▸ **WORK TASK**
Beneath this task is a listing; retype all of it exactly.

▸ **EXCERPTED RECORDS**
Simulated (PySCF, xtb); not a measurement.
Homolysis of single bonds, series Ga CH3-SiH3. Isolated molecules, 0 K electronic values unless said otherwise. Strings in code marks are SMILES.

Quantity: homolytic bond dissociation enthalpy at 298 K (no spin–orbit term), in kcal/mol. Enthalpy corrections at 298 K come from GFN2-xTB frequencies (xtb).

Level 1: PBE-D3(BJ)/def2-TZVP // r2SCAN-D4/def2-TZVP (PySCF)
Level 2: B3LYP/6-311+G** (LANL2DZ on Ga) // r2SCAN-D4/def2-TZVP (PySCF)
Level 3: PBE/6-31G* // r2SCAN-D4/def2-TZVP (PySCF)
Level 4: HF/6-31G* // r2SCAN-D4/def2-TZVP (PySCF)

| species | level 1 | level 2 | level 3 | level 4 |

▸ **TASK OUTPUT**
Simulated (PySCF, xtb); not a measurement.
Homolysis of single bonds, series Ga CH3-SiH3. Isolated molecules, 0 K electronic values unless said otherwise. Strings in code marks are SMILES.

Quantity: homolytic bond dissociation enthalpy at 298 K (no spin–orbit term), in kcal/mol. Enthalpy corrections at 298 K come from GFN2-xTB frequencies (xtb).

Level 1: PBE-D3(BJ)/def2-TZVP // r2SCAN-D4/def2-TZVP (PySCF)
Level 2: B3LYP/6-311+G** (LANL2DZ on Ga) // r2SCAN-D4/def2-TZVP (PySCF)
Level 3: PBE/6-31G* // r2SCAN-D4/def2-TZVP (PySCF)
Level 4: HF/6-31G* // r2SCAN-D4/def2-TZVP (PySCF)

| species | level 1 | level 2 | level 3 | level 4 |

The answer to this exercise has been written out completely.